[Assigned task]:
Reproduce the listing below exactly, from its first line down to and including the line with "## A strain".

[Source information]:
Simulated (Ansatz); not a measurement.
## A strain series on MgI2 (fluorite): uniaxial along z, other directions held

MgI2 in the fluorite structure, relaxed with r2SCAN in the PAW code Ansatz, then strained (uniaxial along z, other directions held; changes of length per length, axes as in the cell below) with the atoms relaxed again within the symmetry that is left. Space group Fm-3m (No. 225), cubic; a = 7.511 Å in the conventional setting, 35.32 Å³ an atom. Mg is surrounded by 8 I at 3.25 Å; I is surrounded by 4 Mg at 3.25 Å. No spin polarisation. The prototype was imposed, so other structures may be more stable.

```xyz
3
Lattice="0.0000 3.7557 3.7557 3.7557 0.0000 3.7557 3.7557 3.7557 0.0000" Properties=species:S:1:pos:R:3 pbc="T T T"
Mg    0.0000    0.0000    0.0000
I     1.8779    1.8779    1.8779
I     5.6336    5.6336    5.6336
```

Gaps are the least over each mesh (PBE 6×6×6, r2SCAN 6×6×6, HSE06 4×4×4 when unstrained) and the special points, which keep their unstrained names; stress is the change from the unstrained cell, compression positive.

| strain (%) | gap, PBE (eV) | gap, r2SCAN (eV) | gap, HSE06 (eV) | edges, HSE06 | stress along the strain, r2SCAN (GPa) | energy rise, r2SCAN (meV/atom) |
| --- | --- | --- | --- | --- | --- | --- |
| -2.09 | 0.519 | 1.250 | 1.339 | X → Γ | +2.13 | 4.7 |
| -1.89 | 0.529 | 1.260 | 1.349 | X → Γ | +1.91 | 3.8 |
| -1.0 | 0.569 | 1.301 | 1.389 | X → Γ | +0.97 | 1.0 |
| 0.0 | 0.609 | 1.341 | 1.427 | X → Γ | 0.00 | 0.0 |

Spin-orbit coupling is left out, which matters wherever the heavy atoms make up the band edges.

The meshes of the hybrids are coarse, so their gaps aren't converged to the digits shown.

[Written reply]:
Simulated (Ansatz); not a measurement.
## A strain series on MgI2 (fluorite): uniaxial along z, other directions held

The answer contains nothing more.